**DATA TO EXAMINE**
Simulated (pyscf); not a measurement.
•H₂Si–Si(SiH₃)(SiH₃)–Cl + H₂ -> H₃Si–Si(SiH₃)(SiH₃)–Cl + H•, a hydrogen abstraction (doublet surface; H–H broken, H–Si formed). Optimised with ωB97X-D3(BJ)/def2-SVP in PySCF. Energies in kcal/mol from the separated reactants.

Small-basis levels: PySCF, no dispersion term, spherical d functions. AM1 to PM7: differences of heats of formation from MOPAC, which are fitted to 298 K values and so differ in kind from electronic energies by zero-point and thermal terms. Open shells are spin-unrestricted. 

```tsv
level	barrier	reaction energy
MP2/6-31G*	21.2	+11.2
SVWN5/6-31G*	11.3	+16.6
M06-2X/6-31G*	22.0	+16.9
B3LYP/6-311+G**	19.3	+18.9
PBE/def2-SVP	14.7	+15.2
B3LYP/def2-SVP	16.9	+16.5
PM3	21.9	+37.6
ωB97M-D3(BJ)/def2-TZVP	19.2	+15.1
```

**BRIEF**
The records above are to be set down again exactly as written.

**TASK RESPONSE**
Simulated (pyscf); not a measurement.
•H₂Si–Si(SiH₃)(SiH₃)–Cl + H₂ -> H₃Si–Si(SiH₃)(SiH₃)–Cl + H•, a hydrogen abstraction (doublet surface; H–H broken, H–Si formed). Optimised with ωB97X-D3(BJ)/def2-SVP in PySCF. Energies in kcal/mol from the separated reactants.

Small-basis levels: PySCF, no dispersion term, spherical d functions. AM1 to PM7: differences of heats of formation from MOPAC, which are fitted to 298 K values and so differ in kind from electronic energies by zero-point and thermal terms. Open shells are spin-unrestricted. 

```tsv
level	barrier	reaction energy
MP2/6-31G*	21.2	+11.2
SVWN5/6-31G*	11.3	+16.6
M06-2X/6-31G*	22.0	+16.9
B3LYP/6-311+G**	19.3	+18.9
PBE/def2-SVP	14.7	+15.2
B3LYP/def2-SVP	16.9	+16.5
PM3	21.9	+37.6
ωB97M-D3(BJ)/def2-TZVP	19.2	+15.1
```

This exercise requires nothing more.